(WORK ORDER) The whole listing below is to be output exactly, with no line skipped.

(DATASET ENTRIES)
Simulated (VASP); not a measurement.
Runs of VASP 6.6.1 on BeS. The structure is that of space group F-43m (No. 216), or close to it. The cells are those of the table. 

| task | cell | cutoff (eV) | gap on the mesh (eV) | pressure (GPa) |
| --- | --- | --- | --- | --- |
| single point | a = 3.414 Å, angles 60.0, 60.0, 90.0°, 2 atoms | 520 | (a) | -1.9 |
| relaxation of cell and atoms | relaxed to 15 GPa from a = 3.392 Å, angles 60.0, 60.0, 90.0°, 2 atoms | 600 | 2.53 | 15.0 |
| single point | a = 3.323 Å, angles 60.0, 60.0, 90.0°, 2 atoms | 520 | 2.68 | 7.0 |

(SOLUTION)
Simulated (VASP); not a measurement.
Runs of VASP 6.6.1 on BeS. The structure is that of space group F-43m (No. 216), or close to it. The cells are those of the table. 

| task | cell | cutoff (eV) | gap on the mesh (eV) | pressure (GPa) |
| --- | --- | --- | --- | --- |
| single point | a = 3.414 Å, angles 60.0, 60.0, 90.0°, 2 atoms | 520 | (a) | -1.9 |
| relaxation of cell and atoms | relaxed to 15 GPa from a = 3.392 Å, angles 60.0, 60.0, 90.0°, 2 atoms | 600 | 2.53 | 15.0 |
| single point | a = 3.323 Å, angles 60.0, 60.0, 90.0°, 2 atoms | 520 | 2.68 | 7.0 |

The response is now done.